### Extracted information
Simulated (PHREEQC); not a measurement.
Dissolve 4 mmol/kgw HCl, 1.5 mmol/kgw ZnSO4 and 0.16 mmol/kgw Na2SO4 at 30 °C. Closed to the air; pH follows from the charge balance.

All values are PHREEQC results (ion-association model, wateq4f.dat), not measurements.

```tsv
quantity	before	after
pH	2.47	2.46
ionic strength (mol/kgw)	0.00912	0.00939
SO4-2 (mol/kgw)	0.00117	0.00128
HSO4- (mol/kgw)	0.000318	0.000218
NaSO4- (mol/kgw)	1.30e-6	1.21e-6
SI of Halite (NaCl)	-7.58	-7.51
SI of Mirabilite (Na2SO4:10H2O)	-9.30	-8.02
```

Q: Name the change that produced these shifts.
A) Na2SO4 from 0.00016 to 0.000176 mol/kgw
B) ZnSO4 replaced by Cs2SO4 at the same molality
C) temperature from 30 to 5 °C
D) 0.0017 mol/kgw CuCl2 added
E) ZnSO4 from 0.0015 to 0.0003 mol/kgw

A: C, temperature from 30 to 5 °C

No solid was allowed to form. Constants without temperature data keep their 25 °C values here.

### Required action
The answer must be a verbatim transcription of the entries above, from the first line through the line that contains "A) Na2SO4 from 0.00016 to 0.000176 mol/kgw", and nothing more.

### Solution
Simulated (PHREEQC); not a measurement.
Dissolve 4 mmol/kgw HCl, 1.5 mmol/kgw ZnSO4 and 0.16 mmol/kgw Na2SO4 at 30 °C. Closed to the air; pH follows from the charge balance.

All values are PHREEQC results (ion-association model, wateq4f.dat), not measurements.

```tsv
quantity	before	after
pH	2.47	2.46
ionic strength (mol/kgw)	0.00912	0.00939
SO4-2 (mol/kgw)	0.00117	0.00128
HSO4- (mol/kgw)	0.000318	0.000218
NaSO4- (mol/kgw)	1.30e-6	1.21e-6
SI of Halite (NaCl)	-7.58	-7.51
SI of Mirabilite (Na2SO4:10H2O)	-9.30	-8.02
```

Q: Name the change that produced these shifts.
A) Na2SO4 from 0.00016 to 0.000176 mol/kgw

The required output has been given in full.